## [DATA LISTING]
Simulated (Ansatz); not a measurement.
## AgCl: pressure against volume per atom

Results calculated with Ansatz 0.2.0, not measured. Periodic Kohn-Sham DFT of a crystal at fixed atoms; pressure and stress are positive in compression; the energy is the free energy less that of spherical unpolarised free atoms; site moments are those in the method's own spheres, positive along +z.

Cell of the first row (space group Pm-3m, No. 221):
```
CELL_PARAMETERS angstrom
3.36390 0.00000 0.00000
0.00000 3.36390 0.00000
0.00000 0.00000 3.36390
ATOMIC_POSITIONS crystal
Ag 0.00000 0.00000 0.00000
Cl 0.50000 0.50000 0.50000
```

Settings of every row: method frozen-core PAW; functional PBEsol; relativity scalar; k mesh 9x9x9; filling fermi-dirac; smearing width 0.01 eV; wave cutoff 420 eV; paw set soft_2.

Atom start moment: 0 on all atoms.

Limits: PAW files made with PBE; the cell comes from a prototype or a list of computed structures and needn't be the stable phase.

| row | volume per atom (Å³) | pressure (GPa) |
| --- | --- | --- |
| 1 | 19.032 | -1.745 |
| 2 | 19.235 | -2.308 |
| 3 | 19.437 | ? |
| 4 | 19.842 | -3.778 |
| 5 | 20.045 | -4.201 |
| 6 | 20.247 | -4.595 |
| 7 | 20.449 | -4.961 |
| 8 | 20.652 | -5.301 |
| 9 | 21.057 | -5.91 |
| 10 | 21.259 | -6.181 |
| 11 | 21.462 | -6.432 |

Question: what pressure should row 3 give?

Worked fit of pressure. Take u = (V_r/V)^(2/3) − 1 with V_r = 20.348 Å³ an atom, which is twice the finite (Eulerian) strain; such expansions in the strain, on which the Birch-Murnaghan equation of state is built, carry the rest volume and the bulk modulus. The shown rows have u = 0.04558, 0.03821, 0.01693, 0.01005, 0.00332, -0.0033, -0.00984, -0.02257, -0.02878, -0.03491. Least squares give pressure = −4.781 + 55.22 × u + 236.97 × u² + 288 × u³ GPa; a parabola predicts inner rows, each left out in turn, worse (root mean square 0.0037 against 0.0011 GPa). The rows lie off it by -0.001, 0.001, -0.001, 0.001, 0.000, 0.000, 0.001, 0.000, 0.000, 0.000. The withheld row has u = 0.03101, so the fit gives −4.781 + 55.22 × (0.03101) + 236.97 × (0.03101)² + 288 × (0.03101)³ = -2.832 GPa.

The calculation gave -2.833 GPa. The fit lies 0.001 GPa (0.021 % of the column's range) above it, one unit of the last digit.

## [REQUIRED ACTION]
Return exactly what appears above, from the first line of the entries to the line with "## AgCl: pressure against volume per atom", inclusive.

## [SOLUTION]
Simulated (Ansatz); not a measurement.
## AgCl: pressure against volume per atom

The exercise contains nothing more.